++++ Information supplied ++++
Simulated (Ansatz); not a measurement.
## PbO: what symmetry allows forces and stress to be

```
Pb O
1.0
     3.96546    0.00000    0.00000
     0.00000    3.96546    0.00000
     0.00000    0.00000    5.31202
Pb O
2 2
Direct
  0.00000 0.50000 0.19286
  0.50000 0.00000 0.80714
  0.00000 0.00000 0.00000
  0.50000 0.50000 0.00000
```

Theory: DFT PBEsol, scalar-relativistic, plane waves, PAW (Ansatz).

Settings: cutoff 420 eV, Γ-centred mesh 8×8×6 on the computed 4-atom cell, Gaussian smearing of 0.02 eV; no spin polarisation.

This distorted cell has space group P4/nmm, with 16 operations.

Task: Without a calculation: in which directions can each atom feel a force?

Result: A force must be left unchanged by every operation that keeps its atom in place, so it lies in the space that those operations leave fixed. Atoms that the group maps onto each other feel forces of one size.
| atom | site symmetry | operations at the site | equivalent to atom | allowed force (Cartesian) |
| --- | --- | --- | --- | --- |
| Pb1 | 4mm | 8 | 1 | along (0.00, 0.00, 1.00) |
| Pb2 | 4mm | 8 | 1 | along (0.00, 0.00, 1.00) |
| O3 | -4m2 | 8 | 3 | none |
++++

# Work instruction
Write out the material above exactly, please, from its first line up to and including the line where "Theory: DFT PBEsol, scalar-relativistic, plane" appears, and stop there.

# Exercise response
Simulated (Ansatz); not a measurement.
## PbO: what symmetry allows forces and stress to be

```
Pb O
1.0
     3.96546    0.00000    0.00000
     0.00000    3.96546    0.00000
     0.00000    0.00000    5.31202
Pb O
2 2
Direct
  0.00000 0.50000 0.19286
  0.50000 0.00000 0.80714
  0.00000 0.00000 0.00000
  0.50000 0.50000 0.00000
```

Theory: DFT PBEsol, scalar-relativistic, plane waves, PAW (Ansatz).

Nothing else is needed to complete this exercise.